> **Work item**
Set down the records below in full, exactly as they read.

> **Study material**
──────────────────────────────
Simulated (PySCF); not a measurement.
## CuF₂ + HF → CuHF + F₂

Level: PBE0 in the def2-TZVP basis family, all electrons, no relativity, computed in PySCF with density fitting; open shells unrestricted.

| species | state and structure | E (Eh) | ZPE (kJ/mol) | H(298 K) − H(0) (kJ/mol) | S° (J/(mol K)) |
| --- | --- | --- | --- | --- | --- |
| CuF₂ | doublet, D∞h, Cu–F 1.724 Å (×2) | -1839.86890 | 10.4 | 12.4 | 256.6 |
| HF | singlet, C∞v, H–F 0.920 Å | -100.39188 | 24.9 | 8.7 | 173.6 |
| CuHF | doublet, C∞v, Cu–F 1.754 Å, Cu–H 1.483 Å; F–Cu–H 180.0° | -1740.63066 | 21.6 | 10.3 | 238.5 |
──────────────────────────────

> **Response area**
Simulated (PySCF); not a measurement.
## CuF₂ + HF → CuHF + F₂

Level: PBE0 in the def2-TZVP basis family, all electrons, no relativity, computed in PySCF with density fitting; open shells unrestricted.

| species | state and structure | E (Eh) | ZPE (kJ/mol) | H(298 K) − H(0) (kJ/mol) | S° (J/(mol K)) |
| --- | --- | --- | --- | --- | --- |
| CuF₂ | doublet, D∞h, Cu–F 1.724 Å (×2) | -1839.86890 | 10.4 | 12.4 | 256.6 |
| HF | singlet, C∞v, H–F 0.920 Å | -100.39188 | 24.9 | 8.7 | 173.6 |
| CuHF | doublet, C∞v, Cu–F 1.754 Å, Cu–H 1.483 Å; F–Cu–H 180.0° | -1740.63066 | 21.6 | 10.3 | 238.5 |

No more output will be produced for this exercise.